Word for word, output the data that follows.

Data section below:
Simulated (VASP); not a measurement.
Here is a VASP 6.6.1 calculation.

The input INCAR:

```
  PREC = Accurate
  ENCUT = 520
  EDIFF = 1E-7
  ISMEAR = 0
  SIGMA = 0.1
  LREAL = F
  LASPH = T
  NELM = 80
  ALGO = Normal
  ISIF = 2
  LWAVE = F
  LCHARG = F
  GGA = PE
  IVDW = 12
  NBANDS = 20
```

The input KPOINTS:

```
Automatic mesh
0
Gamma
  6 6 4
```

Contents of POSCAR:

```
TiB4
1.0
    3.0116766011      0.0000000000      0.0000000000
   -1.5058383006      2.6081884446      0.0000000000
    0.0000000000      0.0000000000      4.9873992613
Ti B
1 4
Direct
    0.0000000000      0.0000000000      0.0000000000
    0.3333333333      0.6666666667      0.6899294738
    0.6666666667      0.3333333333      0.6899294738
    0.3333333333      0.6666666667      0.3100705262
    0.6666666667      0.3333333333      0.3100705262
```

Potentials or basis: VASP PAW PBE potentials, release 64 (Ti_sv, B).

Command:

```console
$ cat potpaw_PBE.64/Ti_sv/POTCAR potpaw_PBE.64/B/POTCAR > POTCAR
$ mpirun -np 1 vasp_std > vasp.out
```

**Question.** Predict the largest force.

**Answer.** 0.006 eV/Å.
End of Data section.

▶ Answer area
Simulated (VASP); not a measurement.
Here is a VASP 6.6.1 calculation.

The input INCAR:

```
  PREC = Accurate
  ENCUT = 520
  EDIFF = 1E-7
  ISMEAR = 0
  SIGMA = 0.1
  LREAL = F
  LASPH = T
  NELM = 80
  ALGO = Normal
  ISIF = 2
  LWAVE = F
  LCHARG = F
  GGA = PE
  IVDW = 12
  NBANDS = 20
```

The input KPOINTS:

```
Automatic mesh
0
Gamma
  6 6 4
```

Contents of POSCAR:

```
TiB4
1.0
    3.0116766011      0.0000000000      0.0000000000
   -1.5058383006      2.6081884446      0.0000000000
    0.0000000000      0.0000000000      4.9873992613
Ti B
1 4
Direct
    0.0000000000      0.0000000000      0.0000000000
    0.3333333333      0.6666666667      0.6899294738
    0.6666666667      0.3333333333      0.6899294738
    0.3333333333      0.6666666667      0.3100705262
    0.6666666667      0.3333333333      0.3100705262
```

Potentials or basis: VASP PAW PBE potentials, release 64 (Ti_sv, B).

Command:

```console
$ cat potpaw_PBE.64/Ti_sv/POTCAR potpaw_PBE.64/B/POTCAR > POTCAR
$ mpirun -np 1 vasp_std > vasp.out
```

**Question.** Predict the largest force.

**Answer.** 0.006 eV/Å.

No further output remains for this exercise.